→ **Information supplied**

((

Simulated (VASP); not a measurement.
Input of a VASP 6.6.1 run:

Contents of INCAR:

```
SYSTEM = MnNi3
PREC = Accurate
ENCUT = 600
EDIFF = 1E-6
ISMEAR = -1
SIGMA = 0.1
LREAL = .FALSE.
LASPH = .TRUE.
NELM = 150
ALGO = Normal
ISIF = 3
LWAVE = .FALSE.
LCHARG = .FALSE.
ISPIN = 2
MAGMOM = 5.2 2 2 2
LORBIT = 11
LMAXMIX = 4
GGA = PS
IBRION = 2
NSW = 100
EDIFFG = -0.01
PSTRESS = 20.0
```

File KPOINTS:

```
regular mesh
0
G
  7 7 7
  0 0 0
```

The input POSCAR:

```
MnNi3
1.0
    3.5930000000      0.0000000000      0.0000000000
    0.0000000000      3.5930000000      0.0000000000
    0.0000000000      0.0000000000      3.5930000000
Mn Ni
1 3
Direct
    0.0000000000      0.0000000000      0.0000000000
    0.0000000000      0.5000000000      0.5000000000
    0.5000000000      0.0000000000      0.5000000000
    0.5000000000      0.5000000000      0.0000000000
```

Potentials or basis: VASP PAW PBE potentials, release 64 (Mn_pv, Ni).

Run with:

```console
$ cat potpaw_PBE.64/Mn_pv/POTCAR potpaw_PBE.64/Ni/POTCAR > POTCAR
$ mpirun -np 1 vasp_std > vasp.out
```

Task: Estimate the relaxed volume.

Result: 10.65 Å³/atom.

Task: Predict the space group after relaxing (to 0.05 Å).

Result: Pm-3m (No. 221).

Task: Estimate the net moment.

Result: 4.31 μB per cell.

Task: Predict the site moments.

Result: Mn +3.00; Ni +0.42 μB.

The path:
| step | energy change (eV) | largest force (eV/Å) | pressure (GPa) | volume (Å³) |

))

→ **Work task**
Up to and including the line with "Task: Predict the site moments.", output each line of the entries above exactly, starting from the first.

→ **Task answer**
Simulated (VASP); not a measurement.
Input of a VASP 6.6.1 run:

Contents of INCAR:

```
SYSTEM = MnNi3
PREC = Accurate
ENCUT = 600
EDIFF = 1E-6
ISMEAR = -1
SIGMA = 0.1
LREAL = .FALSE.
LASPH = .TRUE.
NELM = 150
ALGO = Normal
ISIF = 3
LWAVE = .FALSE.
LCHARG = .FALSE.
ISPIN = 2
MAGMOM = 5.2 2 2 2
LORBIT = 11
LMAXMIX = 4
GGA = PS
IBRION = 2
NSW = 100
EDIFFG = -0.01
PSTRESS = 20.0
```

File KPOINTS:

```
regular mesh
0
G
  7 7 7
  0 0 0
```

The input POSCAR:

```
MnNi3
1.0
    3.5930000000      0.0000000000      0.0000000000
    0.0000000000      3.5930000000      0.0000000000
    0.0000000000      0.0000000000      3.5930000000
Mn Ni
1 3
Direct
    0.0000000000      0.0000000000      0.0000000000
    0.0000000000      0.5000000000      0.5000000000
    0.5000000000      0.0000000000      0.5000000000
    0.5000000000      0.5000000000      0.0000000000
```

Potentials or basis: VASP PAW PBE potentials, release 64 (Mn_pv, Ni).

Run with:

```console
$ cat potpaw_PBE.64/Mn_pv/POTCAR potpaw_PBE.64/Ni/POTCAR > POTCAR
$ mpirun -np 1 vasp_std > vasp.out
```

Task: Estimate the relaxed volume.

Result: 10.65 Å³/atom.

Task: Predict the space group after relaxing (to 0.05 Å).

Result: Pm-3m (No. 221).

Task: Estimate the net moment.

Result: 4.31 μB per cell.

Task: Predict the site moments.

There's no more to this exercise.